┏━━
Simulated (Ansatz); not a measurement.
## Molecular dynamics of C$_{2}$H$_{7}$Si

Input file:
┗━━

▶ Assigned task
Word for word, return all of the records.

▶ Problem solution
Simulated (Ansatz); not a measurement.
## Molecular dynamics of C$_{2}$H$_{7}$Si

Input file:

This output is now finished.